Required action :: Write out exactly the lines from the first line of the records below through the line that contains "With the atoms", and stop there.

The data ::
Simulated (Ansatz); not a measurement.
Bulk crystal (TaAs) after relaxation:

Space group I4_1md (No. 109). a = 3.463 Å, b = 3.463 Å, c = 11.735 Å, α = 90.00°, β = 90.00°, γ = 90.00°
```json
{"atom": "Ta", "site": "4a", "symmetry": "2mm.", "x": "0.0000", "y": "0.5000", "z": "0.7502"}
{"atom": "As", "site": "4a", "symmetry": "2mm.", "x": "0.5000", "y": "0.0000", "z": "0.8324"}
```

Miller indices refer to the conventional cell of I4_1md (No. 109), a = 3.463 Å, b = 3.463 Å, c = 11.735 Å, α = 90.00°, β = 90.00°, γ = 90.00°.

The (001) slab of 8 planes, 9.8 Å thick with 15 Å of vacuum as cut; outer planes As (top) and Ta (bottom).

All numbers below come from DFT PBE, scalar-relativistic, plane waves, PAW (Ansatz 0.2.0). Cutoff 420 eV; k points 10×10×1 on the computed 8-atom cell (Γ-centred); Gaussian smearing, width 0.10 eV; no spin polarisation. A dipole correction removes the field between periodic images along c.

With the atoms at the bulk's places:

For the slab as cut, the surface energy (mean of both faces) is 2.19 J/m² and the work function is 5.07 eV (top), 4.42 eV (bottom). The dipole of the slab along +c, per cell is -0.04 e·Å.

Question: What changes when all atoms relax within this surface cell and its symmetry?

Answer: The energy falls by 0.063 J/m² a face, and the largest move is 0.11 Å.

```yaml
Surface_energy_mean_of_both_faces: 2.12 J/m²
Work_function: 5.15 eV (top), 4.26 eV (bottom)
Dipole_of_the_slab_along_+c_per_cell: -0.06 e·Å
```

Solution ::
Simulated (Ansatz); not a measurement.
Bulk crystal (TaAs) after relaxation:

Space group I4_1md (No. 109). a = 3.463 Å, b = 3.463 Å, c = 11.735 Å, α = 90.00°, β = 90.00°, γ = 90.00°
```json
{"atom": "Ta", "site": "4a", "symmetry": "2mm.", "x": "0.0000", "y": "0.5000", "z": "0.7502"}
{"atom": "As", "site": "4a", "symmetry": "2mm.", "x": "0.5000", "y": "0.0000", "z": "0.8324"}
```

Miller indices refer to the conventional cell of I4_1md (No. 109), a = 3.463 Å, b = 3.463 Å, c = 11.735 Å, α = 90.00°, β = 90.00°, γ = 90.00°.

The (001) slab of 8 planes, 9.8 Å thick with 15 Å of vacuum as cut; outer planes As (top) and Ta (bottom).

All numbers below come from DFT PBE, scalar-relativistic, plane waves, PAW (Ansatz 0.2.0). Cutoff 420 eV; k points 10×10×1 on the computed 8-atom cell (Γ-centred); Gaussian smearing, width 0.10 eV; no spin polarisation. A dipole correction removes the field between periodic images along c.

With the atoms at the bulk's places:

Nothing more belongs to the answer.